_REQUIREMENT:_ Go to the line containing "### Step 2." in the records below and print it and every following line exactly, on through the line containing "The bond length", then stop.

_SUPPLIED INFORMATION:_
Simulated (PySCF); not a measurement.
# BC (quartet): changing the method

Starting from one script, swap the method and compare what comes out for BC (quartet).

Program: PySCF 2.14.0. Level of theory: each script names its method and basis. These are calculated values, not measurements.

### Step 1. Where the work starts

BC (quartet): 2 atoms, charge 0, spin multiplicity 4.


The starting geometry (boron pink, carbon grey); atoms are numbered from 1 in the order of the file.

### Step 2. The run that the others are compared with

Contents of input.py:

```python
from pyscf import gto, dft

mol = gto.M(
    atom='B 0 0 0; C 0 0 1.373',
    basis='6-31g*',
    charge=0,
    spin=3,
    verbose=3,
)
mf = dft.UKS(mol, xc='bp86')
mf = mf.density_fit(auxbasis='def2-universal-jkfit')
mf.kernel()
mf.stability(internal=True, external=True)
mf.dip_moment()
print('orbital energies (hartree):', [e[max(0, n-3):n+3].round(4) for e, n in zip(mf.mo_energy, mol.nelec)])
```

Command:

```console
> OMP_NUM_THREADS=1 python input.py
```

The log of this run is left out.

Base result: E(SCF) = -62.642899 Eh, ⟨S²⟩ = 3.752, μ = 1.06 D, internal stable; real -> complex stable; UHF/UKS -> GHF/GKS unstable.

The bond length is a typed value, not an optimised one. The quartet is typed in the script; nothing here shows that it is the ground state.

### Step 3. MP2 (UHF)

_ANSWER AREA:_
### Step 2. The run that the others are compared with

Contents of input.py:

```python
from pyscf import gto, dft

mol = gto.M(
    atom='B 0 0 0; C 0 0 1.373',
    basis='6-31g*',
    charge=0,
    spin=3,
    verbose=3,
)
mf = dft.UKS(mol, xc='bp86')
mf = mf.density_fit(auxbasis='def2-universal-jkfit')
mf.kernel()
mf.stability(internal=True, external=True)
mf.dip_moment()
print('orbital energies (hartree):', [e[max(0, n-3):n+3].round(4) for e, n in zip(mf.mo_energy, mol.nelec)])
```

Command:

```console
> OMP_NUM_THREADS=1 python input.py
```

The log of this run is left out.

Base result: E(SCF) = -62.642899 Eh, ⟨S²⟩ = 3.752, μ = 1.06 D, internal stable; real -> complex stable; UHF/UKS -> GHF/GKS unstable.

The bond length is a typed value, not an optimised one. The quartet is typed in the script; nothing here shows that it is the ground state.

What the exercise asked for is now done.